## REQUIREMENT
Taking the line with "# Two plane-wave programs on Be3Pd2S" as the first and the line with "Answer: gap on" as the last, set down exactly every line in that range from the entries below, and no more.

## DATA LISTING
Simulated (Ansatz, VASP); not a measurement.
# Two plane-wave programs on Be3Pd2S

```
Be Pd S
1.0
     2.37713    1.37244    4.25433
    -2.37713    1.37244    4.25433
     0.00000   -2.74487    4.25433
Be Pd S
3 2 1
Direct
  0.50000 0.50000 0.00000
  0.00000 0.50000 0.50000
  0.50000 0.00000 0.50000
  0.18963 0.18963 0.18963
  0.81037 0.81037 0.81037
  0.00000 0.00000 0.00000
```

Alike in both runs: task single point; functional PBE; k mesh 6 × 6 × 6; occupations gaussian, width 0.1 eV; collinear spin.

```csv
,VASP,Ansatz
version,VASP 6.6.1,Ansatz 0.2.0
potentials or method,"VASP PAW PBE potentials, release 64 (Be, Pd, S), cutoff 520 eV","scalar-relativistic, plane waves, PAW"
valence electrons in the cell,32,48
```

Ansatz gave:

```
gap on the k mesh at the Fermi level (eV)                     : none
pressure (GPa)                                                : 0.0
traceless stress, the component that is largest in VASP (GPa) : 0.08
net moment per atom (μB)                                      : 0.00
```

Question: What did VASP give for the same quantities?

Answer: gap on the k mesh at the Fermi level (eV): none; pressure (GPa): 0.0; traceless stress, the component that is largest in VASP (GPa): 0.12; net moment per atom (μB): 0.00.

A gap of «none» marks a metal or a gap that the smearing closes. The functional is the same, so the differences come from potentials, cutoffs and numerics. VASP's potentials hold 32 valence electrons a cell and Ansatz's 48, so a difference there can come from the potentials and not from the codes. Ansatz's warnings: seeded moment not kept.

## YOUR SOLUTION
# Two plane-wave programs on Be3Pd2S

```
Be Pd S
1.0
     2.37713    1.37244    4.25433
    -2.37713    1.37244    4.25433
     0.00000   -2.74487    4.25433
Be Pd S
3 2 1
Direct
  0.50000 0.50000 0.00000
  0.00000 0.50000 0.50000
  0.50000 0.00000 0.50000
  0.18963 0.18963 0.18963
  0.81037 0.81037 0.81037
  0.00000 0.00000 0.00000
```

Alike in both runs: task single point; functional PBE; k mesh 6 × 6 × 6; occupations gaussian, width 0.1 eV; collinear spin.

```csv
,VASP,Ansatz
version,VASP 6.6.1,Ansatz 0.2.0
potentials or method,"VASP PAW PBE potentials, release 64 (Be, Pd, S), cutoff 520 eV","scalar-relativistic, plane waves, PAW"
valence electrons in the cell,32,48
```

Ansatz gave:

```
gap on the k mesh at the Fermi level (eV)                     : none
pressure (GPa)                                                : 0.0
traceless stress, the component that is largest in VASP (GPa) : 0.08
net moment per atom (μB)                                      : 0.00
```

Question: What did VASP give for the same quantities?

Answer: gap on the k mesh at the Fermi level (eV): none; pressure (GPa): 0.0; traceless stress, the component that is largest in VASP (GPa): 0.12; net moment per atom (μB): 0.00.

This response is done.